BRIEF
Whether an entry is long or short, retype it exactly.

MATERIAL SUPPLIED
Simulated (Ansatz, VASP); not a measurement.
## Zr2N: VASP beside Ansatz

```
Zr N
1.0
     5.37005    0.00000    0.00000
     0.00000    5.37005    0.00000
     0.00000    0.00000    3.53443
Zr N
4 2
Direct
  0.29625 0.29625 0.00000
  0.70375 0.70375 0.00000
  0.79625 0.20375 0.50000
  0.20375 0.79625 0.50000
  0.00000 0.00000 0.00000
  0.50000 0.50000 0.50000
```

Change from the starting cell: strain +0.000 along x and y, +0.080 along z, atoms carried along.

YOUR RESPONSE
Simulated (Ansatz, VASP); not a measurement.
## Zr2N: VASP beside Ansatz

```
Zr N
1.0
     5.37005    0.00000    0.00000
     0.00000    5.37005    0.00000
     0.00000    0.00000    3.53443
Zr N
4 2
Direct
  0.29625 0.29625 0.00000
  0.70375 0.70375 0.00000
  0.79625 0.20375 0.50000
  0.20375 0.79625 0.50000
  0.00000 0.00000 0.00000
  0.50000 0.50000 0.50000
```

Change from the starting cell: strain +0.000 along x and y, +0.080 along z, atoms carried along.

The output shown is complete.